**Work task**
Take the material below and reproduce, word for word, only the lines from the line with "none | 16.2 |" through the line with "Caveats: spin-orbit coupling".

**Stored data**
● ● ● ●
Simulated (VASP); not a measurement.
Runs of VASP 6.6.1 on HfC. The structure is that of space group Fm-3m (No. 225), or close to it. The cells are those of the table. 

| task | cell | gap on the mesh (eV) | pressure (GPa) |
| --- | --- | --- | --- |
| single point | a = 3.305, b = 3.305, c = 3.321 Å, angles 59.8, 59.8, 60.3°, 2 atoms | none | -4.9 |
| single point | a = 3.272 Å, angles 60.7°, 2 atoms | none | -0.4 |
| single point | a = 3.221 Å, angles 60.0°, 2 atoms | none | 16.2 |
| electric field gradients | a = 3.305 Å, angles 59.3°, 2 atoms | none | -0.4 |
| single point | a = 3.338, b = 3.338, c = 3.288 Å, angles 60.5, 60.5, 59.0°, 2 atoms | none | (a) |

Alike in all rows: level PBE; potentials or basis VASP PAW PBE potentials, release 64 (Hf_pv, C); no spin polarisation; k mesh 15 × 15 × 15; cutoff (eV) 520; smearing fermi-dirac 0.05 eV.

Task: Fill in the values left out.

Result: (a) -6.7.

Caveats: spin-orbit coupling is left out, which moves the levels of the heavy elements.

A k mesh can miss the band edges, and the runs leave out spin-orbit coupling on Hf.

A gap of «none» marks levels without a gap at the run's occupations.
● ● ● ●

**Exercise result**
| single point | a = 3.221 Å, angles 60.0°, 2 atoms | none | 16.2 |
| electric field gradients | a = 3.305 Å, angles 59.3°, 2 atoms | none | -0.4 |
| single point | a = 3.338, b = 3.338, c = 3.288 Å, angles 60.5, 60.5, 59.0°, 2 atoms | none | (a) |

Alike in all rows: level PBE; potentials or basis VASP PAW PBE potentials, release 64 (Hf_pv, C); no spin polarisation; k mesh 15 × 15 × 15; cutoff (eV) 520; smearing fermi-dirac 0.05 eV.

Task: Fill in the values left out.

Result: (a) -6.7.

Caveats: spin-orbit coupling is left out, which moves the levels of the heavy elements.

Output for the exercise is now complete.